## Action item:
What follows is a set of records; copy all of it exactly.

· · · · · · ·

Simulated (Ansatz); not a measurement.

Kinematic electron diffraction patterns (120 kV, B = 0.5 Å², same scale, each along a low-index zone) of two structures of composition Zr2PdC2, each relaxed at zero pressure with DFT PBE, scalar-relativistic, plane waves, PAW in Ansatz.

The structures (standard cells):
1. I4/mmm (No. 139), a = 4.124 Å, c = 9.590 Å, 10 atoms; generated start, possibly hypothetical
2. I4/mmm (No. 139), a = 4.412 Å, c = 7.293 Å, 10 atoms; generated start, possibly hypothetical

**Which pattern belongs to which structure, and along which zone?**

· · · · · · ·

## Answer area:
Simulated (Ansatz); not a measurement.

Kinematic electron diffraction patterns (120 kV, B = 0.5 Å², same scale, each along a low-index zone) of two structures of composition Zr2PdC2, each relaxed at zero pressure with DFT PBE, scalar-relativistic, plane waves, PAW in Ansatz.

The structures (standard cells):
1. I4/mmm (No. 139), a = 4.124 Å, c = 9.590 Å, 10 atoms; generated start, possibly hypothetical
2. I4/mmm (No. 139), a = 4.412 Å, c = 7.293 Å, 10 atoms; generated start, possibly hypothetical

**Which pattern belongs to which structure, and along which zone?**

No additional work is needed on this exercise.